A faithful copy of the whole listing is the goal. Match it exactly.

*** Opening of RAW DATA ***

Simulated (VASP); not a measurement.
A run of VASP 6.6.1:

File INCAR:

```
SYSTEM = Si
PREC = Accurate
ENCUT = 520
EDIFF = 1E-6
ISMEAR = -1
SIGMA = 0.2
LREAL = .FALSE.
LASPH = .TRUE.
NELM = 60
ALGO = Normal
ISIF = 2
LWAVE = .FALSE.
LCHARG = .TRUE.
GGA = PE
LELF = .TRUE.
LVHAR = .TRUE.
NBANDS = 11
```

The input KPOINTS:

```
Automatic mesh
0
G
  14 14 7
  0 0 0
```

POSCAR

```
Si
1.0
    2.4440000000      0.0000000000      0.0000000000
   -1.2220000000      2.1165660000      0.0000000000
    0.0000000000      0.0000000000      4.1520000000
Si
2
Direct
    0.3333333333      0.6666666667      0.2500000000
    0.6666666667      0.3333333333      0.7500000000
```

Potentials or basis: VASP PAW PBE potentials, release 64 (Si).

*** Close of RAW DATA ***

WRITTEN SOLUTION:
Simulated (VASP); not a measurement.
A run of VASP 6.6.1:

File INCAR:

```
SYSTEM = Si
PREC = Accurate
ENCUT = 520
EDIFF = 1E-6
ISMEAR = -1
SIGMA = 0.2
LREAL = .FALSE.
LASPH = .TRUE.
NELM = 60
ALGO = Normal
ISIF = 2
LWAVE = .FALSE.
LCHARG = .TRUE.
GGA = PE
LELF = .TRUE.
LVHAR = .TRUE.
NBANDS = 11
```

The input KPOINTS:

```
Automatic mesh
0
G
  14 14 7
  0 0 0
```

POSCAR

```
Si
1.0
    2.4440000000      0.0000000000      0.0000000000
   -1.2220000000      2.1165660000      0.0000000000
    0.0000000000      0.0000000000      4.1520000000
Si
2
Direct
    0.3333333333      0.6666666667      0.2500000000
    0.6666666667      0.3333333333      0.7500000000
```

Potentials or basis: VASP PAW PBE potentials, release 64 (Si).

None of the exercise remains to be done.